+++

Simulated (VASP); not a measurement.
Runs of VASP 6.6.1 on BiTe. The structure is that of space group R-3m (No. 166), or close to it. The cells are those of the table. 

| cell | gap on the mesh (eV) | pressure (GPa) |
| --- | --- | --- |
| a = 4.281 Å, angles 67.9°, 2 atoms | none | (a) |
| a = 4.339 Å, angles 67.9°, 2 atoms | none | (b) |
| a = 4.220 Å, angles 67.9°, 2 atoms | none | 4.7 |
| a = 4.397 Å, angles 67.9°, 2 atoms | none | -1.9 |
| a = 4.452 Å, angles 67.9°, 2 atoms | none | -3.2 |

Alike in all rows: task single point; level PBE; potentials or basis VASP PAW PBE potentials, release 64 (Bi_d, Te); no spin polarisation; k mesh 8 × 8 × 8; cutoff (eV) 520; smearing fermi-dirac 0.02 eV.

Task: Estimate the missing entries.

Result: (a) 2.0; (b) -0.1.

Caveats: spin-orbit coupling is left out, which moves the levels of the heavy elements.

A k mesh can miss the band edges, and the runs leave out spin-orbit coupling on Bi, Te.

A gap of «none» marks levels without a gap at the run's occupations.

+++

* _TASK ITEM_: Reproduce, line for line, the material, starting at its first line, and end once the line holding "Alike in all" has been output.

* _YOUR RESPONSE_:
Simulated (VASP); not a measurement.
Runs of VASP 6.6.1 on BiTe. The structure is that of space group R-3m (No. 166), or close to it. The cells are those of the table. 

| cell | gap on the mesh (eV) | pressure (GPa) |
| --- | --- | --- |
| a = 4.281 Å, angles 67.9°, 2 atoms | none | (a) |
| a = 4.339 Å, angles 67.9°, 2 atoms | none | (b) |
| a = 4.220 Å, angles 67.9°, 2 atoms | none | 4.7 |
| a = 4.397 Å, angles 67.9°, 2 atoms | none | -1.9 |
| a = 4.452 Å, angles 67.9°, 2 atoms | none | -3.2 |

Alike in all rows: task single point; level PBE; potentials or basis VASP PAW PBE potentials, release 64 (Bi_d, Te); no spin polarisation; k mesh 8 × 8 × 8; cutoff (eV) 520; smearing fermi-dirac 0.02 eV.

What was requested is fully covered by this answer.